▶ Required action: Print the whole listing below again, exactly as given.

Segment Open
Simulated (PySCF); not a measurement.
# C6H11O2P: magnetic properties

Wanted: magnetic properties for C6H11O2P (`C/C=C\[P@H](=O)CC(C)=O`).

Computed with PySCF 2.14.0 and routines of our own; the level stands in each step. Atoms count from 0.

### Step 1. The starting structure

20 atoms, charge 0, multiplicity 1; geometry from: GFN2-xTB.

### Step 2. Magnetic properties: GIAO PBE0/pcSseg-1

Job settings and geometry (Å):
Segment Closed

▶ Worked solution:
Simulated (PySCF); not a measurement.
# C6H11O2P: magnetic properties

Wanted: magnetic properties for C6H11O2P (`C/C=C\[P@H](=O)CC(C)=O`).

Computed with PySCF 2.14.0 and routines of our own; the level stands in each step. Atoms count from 0.

### Step 1. The starting structure

20 atoms, charge 0, multiplicity 1; geometry from: GFN2-xTB.

### Step 2. Magnetic properties: GIAO PBE0/pcSseg-1

Job settings and geometry (Å):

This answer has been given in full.